ENTRIES PROVIDED
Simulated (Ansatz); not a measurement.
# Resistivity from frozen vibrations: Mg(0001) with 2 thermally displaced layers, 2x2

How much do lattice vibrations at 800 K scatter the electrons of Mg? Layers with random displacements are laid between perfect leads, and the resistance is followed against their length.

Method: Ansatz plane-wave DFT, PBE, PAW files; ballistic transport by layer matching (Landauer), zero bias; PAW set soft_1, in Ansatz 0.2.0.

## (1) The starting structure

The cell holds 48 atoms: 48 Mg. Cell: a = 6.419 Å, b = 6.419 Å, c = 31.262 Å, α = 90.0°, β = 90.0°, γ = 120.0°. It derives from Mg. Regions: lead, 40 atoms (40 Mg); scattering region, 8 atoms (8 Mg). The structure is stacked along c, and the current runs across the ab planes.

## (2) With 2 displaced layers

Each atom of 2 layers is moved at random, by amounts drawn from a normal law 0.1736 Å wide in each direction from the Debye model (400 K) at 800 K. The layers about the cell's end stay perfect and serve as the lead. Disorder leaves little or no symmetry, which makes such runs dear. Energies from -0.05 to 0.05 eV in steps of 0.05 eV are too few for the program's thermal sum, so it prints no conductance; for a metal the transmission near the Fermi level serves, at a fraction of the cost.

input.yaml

WORK REQUEST
All lines from the beginning of the entries through the line marked "Each atom of" are to be output exactly; nothing else belongs in the answer.

EXERCISE OUTPUT
Simulated (Ansatz); not a measurement.
# Resistivity from frozen vibrations: Mg(0001) with 2 thermally displaced layers, 2x2

How much do lattice vibrations at 800 K scatter the electrons of Mg? Layers with random displacements are laid between perfect leads, and the resistance is followed against their length.

Method: Ansatz plane-wave DFT, PBE, PAW files; ballistic transport by layer matching (Landauer), zero bias; PAW set soft_1, in Ansatz 0.2.0.

## (1) The starting structure

The cell holds 48 atoms: 48 Mg. Cell: a = 6.419 Å, b = 6.419 Å, c = 31.262 Å, α = 90.0°, β = 90.0°, γ = 120.0°. It derives from Mg. Regions: lead, 40 atoms (40 Mg); scattering region, 8 atoms (8 Mg). The structure is stacked along c, and the current runs across the ab planes.

## (2) With 2 displaced layers

Each atom of 2 layers is moved at random, by amounts drawn from a normal law 0.1736 Å wide in each direction from the Debye model (400 K) at 800 K. The layers about the cell's end stay perfect and serve as the lead. Disorder leaves little or no symmetry, which makes such runs dear. Energies from -0.05 to 0.05 eV in steps of 0.05 eV are too few for the program's thermal sum, so it prints no conductance; for a metal the transmission near the Fermi level serves, at a fraction of the cost.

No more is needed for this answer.